▶ **Work request**
Only one stretch of the listing below is wanted: every line from the first to the line containing "## A script", set down exactly.

▶ **Record extracts**
_ _ _ _ _ _ _

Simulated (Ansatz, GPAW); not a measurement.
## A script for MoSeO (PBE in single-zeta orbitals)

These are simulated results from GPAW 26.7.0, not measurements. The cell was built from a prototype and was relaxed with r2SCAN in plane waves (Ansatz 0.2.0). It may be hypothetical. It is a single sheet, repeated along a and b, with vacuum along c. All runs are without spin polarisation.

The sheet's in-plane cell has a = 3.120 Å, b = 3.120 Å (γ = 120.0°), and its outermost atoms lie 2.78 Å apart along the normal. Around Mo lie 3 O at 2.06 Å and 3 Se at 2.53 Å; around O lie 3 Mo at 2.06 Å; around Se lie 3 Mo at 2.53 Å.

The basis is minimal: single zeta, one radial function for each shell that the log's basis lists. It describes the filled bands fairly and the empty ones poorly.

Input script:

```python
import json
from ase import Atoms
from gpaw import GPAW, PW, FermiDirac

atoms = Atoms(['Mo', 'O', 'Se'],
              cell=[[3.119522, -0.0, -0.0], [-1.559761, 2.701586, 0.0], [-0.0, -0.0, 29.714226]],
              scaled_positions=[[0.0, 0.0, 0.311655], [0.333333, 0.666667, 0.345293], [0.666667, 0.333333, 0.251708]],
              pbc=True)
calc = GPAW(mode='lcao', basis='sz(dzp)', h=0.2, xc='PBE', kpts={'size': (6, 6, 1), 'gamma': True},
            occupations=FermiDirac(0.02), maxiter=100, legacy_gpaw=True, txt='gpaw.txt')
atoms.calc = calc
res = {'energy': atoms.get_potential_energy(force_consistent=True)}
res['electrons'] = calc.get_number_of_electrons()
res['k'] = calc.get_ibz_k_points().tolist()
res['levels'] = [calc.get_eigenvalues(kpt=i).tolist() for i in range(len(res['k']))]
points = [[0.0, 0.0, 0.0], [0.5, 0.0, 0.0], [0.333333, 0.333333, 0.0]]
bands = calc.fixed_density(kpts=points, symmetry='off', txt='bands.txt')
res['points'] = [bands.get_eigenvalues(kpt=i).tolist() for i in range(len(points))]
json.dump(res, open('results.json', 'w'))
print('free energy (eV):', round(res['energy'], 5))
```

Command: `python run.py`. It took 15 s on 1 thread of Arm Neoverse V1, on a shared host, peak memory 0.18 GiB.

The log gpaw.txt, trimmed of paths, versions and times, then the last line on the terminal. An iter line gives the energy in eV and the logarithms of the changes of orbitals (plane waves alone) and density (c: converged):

_ _ _ _ _ _ _

▶ **Task answer**
Simulated (Ansatz, GPAW); not a measurement.
## A script for MoSeO (PBE in single-zeta orbitals)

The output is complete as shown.